Work request | Give again only those lines from the start of the entries through the line holding "Inside a calculation: shallow", leaving them as they are.

Source material |
★ ★ ★ ★ ★ ★ ★

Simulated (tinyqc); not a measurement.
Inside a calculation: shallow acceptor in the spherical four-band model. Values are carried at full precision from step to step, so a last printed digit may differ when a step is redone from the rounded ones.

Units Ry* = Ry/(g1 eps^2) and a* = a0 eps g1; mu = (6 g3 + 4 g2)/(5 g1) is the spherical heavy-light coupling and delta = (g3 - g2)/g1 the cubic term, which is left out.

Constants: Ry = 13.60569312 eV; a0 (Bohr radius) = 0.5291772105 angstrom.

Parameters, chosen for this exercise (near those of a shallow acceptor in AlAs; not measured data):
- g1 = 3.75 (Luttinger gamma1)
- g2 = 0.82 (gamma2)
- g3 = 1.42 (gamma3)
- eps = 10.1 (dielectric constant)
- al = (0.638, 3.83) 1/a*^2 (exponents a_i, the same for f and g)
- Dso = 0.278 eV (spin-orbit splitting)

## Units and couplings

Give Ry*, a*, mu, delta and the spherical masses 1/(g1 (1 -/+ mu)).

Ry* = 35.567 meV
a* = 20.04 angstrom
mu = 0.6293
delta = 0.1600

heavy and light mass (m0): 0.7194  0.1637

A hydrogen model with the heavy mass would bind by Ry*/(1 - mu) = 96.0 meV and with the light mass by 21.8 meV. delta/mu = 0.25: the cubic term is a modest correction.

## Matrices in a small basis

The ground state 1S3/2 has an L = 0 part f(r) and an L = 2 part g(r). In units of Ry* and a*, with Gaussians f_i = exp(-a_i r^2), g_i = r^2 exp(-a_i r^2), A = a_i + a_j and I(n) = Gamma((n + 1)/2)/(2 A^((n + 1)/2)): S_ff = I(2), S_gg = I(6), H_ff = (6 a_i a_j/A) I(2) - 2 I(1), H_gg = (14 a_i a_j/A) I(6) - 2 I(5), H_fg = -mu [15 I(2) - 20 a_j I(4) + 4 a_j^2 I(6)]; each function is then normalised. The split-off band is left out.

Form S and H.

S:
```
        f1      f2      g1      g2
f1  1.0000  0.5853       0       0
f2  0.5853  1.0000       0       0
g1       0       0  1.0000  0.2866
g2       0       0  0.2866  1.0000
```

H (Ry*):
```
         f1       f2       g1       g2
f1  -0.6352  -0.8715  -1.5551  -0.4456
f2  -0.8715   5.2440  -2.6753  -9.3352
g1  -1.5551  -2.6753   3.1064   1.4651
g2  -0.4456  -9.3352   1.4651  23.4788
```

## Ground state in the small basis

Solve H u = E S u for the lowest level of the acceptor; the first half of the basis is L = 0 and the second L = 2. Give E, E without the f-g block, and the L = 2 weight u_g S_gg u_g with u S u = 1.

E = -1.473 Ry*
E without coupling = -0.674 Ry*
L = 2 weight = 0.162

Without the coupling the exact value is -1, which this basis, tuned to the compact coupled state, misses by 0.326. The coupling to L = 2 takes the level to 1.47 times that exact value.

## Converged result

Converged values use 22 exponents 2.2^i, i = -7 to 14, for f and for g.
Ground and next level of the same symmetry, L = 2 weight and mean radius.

★ ★ ★ ★ ★ ★ ★

Written answer |
Simulated (tinyqc); not a measurement.
Inside a calculation: shallow acceptor in the spherical four-band model. Values are carried at full precision from step to step, so a last printed digit may differ when a step is redone from the rounded ones.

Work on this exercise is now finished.